- _Task item_
Please write out exactly the lines of the data below from the line holding "Single points on" through the line holding "Task: For these", and leave out the rest.

============================================================
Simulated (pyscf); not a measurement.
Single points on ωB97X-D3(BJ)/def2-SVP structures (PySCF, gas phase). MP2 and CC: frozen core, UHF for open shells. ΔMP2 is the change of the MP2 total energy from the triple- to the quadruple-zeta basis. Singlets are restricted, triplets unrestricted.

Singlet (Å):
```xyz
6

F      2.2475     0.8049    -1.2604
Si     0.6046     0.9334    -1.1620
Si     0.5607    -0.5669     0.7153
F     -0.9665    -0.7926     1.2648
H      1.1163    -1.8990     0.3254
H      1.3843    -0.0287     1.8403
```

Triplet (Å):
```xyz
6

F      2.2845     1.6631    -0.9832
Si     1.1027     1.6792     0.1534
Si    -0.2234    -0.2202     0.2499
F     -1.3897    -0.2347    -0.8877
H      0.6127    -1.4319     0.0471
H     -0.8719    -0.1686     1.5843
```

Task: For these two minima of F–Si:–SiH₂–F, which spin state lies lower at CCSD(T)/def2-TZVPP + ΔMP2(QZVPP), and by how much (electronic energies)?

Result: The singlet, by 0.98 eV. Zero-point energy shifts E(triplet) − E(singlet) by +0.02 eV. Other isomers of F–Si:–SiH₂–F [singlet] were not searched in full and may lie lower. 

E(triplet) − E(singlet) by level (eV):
============================================================

- _Worked solution_
Single points on ωB97X-D3(BJ)/def2-SVP structures (PySCF, gas phase). MP2 and CC: frozen core, UHF for open shells. ΔMP2 is the change of the MP2 total energy from the triple- to the quadruple-zeta basis. Singlets are restricted, triplets unrestricted.

Singlet (Å):
```xyz
6

F      2.2475     0.8049    -1.2604
Si     0.6046     0.9334    -1.1620
Si     0.5607    -0.5669     0.7153
F     -0.9665    -0.7926     1.2648
H      1.1163    -1.8990     0.3254
H      1.3843    -0.0287     1.8403
```

Triplet (Å):
```xyz
6

F      2.2845     1.6631    -0.9832
Si     1.1027     1.6792     0.1534
Si    -0.2234    -0.2202     0.2499
F     -1.3897    -0.2347    -0.8877
H      0.6127    -1.4319     0.0471
H     -0.8719    -0.1686     1.5843
```

Task: For these two minima of F–Si:–SiH₂–F, which spin state lies lower at CCSD(T)/def2-TZVPP + ΔMP2(QZVPP), and by how much (electronic energies)?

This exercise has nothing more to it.